START Given data
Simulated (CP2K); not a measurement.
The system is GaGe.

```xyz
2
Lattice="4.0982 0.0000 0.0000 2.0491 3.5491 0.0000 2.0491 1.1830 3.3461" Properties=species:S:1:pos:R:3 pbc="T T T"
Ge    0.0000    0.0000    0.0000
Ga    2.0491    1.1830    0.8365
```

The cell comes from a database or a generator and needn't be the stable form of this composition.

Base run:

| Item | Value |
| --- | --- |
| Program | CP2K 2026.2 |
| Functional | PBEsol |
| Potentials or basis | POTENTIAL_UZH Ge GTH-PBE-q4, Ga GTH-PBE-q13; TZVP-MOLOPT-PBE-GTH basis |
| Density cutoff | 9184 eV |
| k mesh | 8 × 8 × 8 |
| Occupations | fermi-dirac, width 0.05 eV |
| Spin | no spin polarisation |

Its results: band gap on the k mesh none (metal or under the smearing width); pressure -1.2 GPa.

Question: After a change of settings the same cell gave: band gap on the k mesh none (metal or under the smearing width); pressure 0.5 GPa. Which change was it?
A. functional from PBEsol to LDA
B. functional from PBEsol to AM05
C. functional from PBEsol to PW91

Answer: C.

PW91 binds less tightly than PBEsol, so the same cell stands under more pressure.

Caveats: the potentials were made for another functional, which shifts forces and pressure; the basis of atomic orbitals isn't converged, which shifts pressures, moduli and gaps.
END Given data

Assigned task - Write out, unaltered, the lines from the opening of the listing through the line that includes "CP2K 2026.2 |".

Solution -
Simulated (CP2K); not a measurement.
The system is GaGe.

```xyz
2
Lattice="4.0982 0.0000 0.0000 2.0491 3.5491 0.0000 2.0491 1.1830 3.3461" Properties=species:S:1:pos:R:3 pbc="T T T"
Ge    0.0000    0.0000    0.0000
Ga    2.0491    1.1830    0.8365
```

The cell comes from a database or a generator and needn't be the stable form of this composition.

Base run:

| Item | Value |
| --- | --- |
| Program | CP2K 2026.2 |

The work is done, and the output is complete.